• • • • •

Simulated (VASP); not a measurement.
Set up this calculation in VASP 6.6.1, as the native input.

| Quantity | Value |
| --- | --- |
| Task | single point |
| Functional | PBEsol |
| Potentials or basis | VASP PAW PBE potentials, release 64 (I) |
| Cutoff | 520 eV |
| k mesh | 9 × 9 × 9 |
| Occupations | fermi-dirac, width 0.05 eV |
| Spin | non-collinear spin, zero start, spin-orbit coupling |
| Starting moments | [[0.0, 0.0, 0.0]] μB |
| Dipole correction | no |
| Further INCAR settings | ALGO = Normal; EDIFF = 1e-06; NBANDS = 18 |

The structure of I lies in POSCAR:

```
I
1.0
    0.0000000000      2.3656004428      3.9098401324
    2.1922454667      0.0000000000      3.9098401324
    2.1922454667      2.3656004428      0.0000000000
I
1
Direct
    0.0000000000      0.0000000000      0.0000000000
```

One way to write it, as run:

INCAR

• • • • •

Your reply should consist of the records, duplicated exactly.

Simulated (VASP); not a measurement.
Set up this calculation in VASP 6.6.1, as the native input.

| Quantity | Value |
| --- | --- |
| Task | single point |
| Functional | PBEsol |
| Potentials or basis | VASP PAW PBE potentials, release 64 (I) |
| Cutoff | 520 eV |
| k mesh | 9 × 9 × 9 |
| Occupations | fermi-dirac, width 0.05 eV |
| Spin | non-collinear spin, zero start, spin-orbit coupling |
| Starting moments | [[0.0, 0.0, 0.0]] μB |
| Dipole correction | no |
| Further INCAR settings | ALGO = Normal; EDIFF = 1e-06; NBANDS = 18 |

The structure of I lies in POSCAR:

```
I
1.0
    0.0000000000      2.3656004428      3.9098401324
    2.1922454667      0.0000000000      3.9098401324
    2.1922454667      2.3656004428      0.0000000000
I
1
Direct
    0.0000000000      0.0000000000      0.0000000000
```

One way to write it, as run:

INCAR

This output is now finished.